EXTRACTED DATA
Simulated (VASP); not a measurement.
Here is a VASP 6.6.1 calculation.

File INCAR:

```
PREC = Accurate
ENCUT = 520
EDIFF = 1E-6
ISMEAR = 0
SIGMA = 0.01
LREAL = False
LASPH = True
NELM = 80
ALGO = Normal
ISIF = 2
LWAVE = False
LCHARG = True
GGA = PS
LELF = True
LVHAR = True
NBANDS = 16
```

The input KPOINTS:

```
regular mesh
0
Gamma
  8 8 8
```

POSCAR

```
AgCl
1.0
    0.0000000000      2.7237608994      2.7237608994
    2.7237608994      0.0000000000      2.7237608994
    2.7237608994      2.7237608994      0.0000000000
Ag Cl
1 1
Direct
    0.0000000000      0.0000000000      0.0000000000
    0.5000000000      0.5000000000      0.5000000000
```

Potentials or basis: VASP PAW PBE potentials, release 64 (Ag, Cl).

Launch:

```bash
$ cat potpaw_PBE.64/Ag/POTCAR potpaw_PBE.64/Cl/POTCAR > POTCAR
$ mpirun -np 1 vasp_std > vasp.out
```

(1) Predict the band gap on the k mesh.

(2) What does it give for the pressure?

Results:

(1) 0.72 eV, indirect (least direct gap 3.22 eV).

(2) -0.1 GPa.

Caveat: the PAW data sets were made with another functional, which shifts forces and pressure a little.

REQUIREMENT
What is needed is a verbatim copy of the data, complete from first line to last.

TASK RESPONSE
Simulated (VASP); not a measurement.
Here is a VASP 6.6.1 calculation.

File INCAR:

```
PREC = Accurate
ENCUT = 520
EDIFF = 1E-6
ISMEAR = 0
SIGMA = 0.01
LREAL = False
LASPH = True
NELM = 80
ALGO = Normal
ISIF = 2
LWAVE = False
LCHARG = True
GGA = PS
LELF = True
LVHAR = True
NBANDS = 16
```

The input KPOINTS:

```
regular mesh
0
Gamma
  8 8 8
```

POSCAR

```
AgCl
1.0
    0.0000000000      2.7237608994      2.7237608994
    2.7237608994      0.0000000000      2.7237608994
    2.7237608994      2.7237608994      0.0000000000
Ag Cl
1 1
Direct
    0.0000000000      0.0000000000      0.0000000000
    0.5000000000      0.5000000000      0.5000000000
```

Potentials or basis: VASP PAW PBE potentials, release 64 (Ag, Cl).

Launch:

```bash
$ cat potpaw_PBE.64/Ag/POTCAR potpaw_PBE.64/Cl/POTCAR > POTCAR
$ mpirun -np 1 vasp_std > vasp.out
```

(1) Predict the band gap on the k mesh.

(2) What does it give for the pressure?

Results:

(1) 0.72 eV, indirect (least direct gap 3.22 eV).

(2) -0.1 GPa.

Caveat: the PAW data sets were made with another functional, which shifts forces and pressure a little.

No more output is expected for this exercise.